-- Opening Marker --

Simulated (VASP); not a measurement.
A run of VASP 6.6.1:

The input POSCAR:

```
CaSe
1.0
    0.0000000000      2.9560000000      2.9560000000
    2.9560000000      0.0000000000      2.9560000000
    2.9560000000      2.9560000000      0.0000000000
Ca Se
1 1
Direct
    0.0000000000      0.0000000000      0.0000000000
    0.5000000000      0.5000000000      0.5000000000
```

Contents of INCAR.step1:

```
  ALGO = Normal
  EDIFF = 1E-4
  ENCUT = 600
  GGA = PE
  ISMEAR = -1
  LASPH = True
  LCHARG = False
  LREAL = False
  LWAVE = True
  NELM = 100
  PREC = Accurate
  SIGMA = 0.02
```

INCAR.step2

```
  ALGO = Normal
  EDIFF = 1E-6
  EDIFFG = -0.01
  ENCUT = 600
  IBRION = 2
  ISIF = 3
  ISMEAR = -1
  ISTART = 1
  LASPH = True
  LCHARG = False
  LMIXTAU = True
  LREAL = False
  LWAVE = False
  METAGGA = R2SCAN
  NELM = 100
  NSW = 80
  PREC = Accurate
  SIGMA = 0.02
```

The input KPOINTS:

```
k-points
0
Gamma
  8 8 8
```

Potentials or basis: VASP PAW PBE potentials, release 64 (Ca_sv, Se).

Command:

-- Closing Marker --

Print the material exactly. Include every line.

Simulated (VASP); not a measurement.
A run of VASP 6.6.1:

The input POSCAR:

```
CaSe
1.0
    0.0000000000      2.9560000000      2.9560000000
    2.9560000000      0.0000000000      2.9560000000
    2.9560000000      2.9560000000      0.0000000000
Ca Se
1 1
Direct
    0.0000000000      0.0000000000      0.0000000000
    0.5000000000      0.5000000000      0.5000000000
```

Contents of INCAR.step1:

```
  ALGO = Normal
  EDIFF = 1E-4
  ENCUT = 600
  GGA = PE
  ISMEAR = -1
  LASPH = True
  LCHARG = False
  LREAL = False
  LWAVE = True
  NELM = 100
  PREC = Accurate
  SIGMA = 0.02
```

INCAR.step2

```
  ALGO = Normal
  EDIFF = 1E-6
  EDIFFG = -0.01
  ENCUT = 600
  IBRION = 2
  ISIF = 3
  ISMEAR = -1
  ISTART = 1
  LASPH = True
  LCHARG = False
  LMIXTAU = True
  LREAL = False
  LWAVE = False
  METAGGA = R2SCAN
  NELM = 100
  NSW = 80
  PREC = Accurate
  SIGMA = 0.02
```

The input KPOINTS:

```
k-points
0
Gamma
  8 8 8
```

Potentials or basis: VASP PAW PBE potentials, release 64 (Ca_sv, Se).

Command:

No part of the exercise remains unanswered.